- [Supplied entries]:
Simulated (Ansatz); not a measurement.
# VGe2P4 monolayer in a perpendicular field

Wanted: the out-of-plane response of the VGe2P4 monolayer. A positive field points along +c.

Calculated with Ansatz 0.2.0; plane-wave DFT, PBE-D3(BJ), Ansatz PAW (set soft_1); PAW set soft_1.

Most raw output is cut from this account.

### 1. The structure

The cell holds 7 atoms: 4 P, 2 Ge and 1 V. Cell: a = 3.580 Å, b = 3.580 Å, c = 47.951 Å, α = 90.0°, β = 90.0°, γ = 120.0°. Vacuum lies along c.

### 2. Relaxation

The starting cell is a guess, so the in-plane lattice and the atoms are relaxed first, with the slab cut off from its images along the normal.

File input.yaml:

- [Exercise]: Please return all of the entries exactly as they were given.

- [Exercise output]:
Simulated (Ansatz); not a measurement.
# VGe2P4 monolayer in a perpendicular field

Wanted: the out-of-plane response of the VGe2P4 monolayer. A positive field points along +c.

Calculated with Ansatz 0.2.0; plane-wave DFT, PBE-D3(BJ), Ansatz PAW (set soft_1); PAW set soft_1.

Most raw output is cut from this account.

### 1. The structure

The cell holds 7 atoms: 4 P, 2 Ge and 1 V. Cell: a = 3.580 Å, b = 3.580 Å, c = 47.951 Å, α = 90.0°, β = 90.0°, γ = 120.0°. Vacuum lies along c.

### 2. Relaxation

The starting cell is a guess, so the in-plane lattice and the atoms are relaxed first, with the slab cut off from its images along the normal.

File input.yaml:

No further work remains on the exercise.